Records supplied ▸
—————

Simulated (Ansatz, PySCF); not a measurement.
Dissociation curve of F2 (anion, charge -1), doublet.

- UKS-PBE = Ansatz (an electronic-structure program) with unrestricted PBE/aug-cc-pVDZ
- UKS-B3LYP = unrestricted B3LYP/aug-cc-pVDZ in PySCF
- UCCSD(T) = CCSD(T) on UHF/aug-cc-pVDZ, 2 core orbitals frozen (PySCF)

—————

Exercise ▸ All of the data above should be reproduced exactly.

Response box ▸
Simulated (Ansatz, PySCF); not a measurement.
Dissociation curve of F2 (anion, charge -1), doublet.

- UKS-PBE = Ansatz (an electronic-structure program) with unrestricted PBE/aug-cc-pVDZ
- UKS-B3LYP = unrestricted B3LYP/aug-cc-pVDZ in PySCF
- UCCSD(T) = CCSD(T) on UHF/aug-cc-pVDZ, 2 core orbitals frozen (PySCF)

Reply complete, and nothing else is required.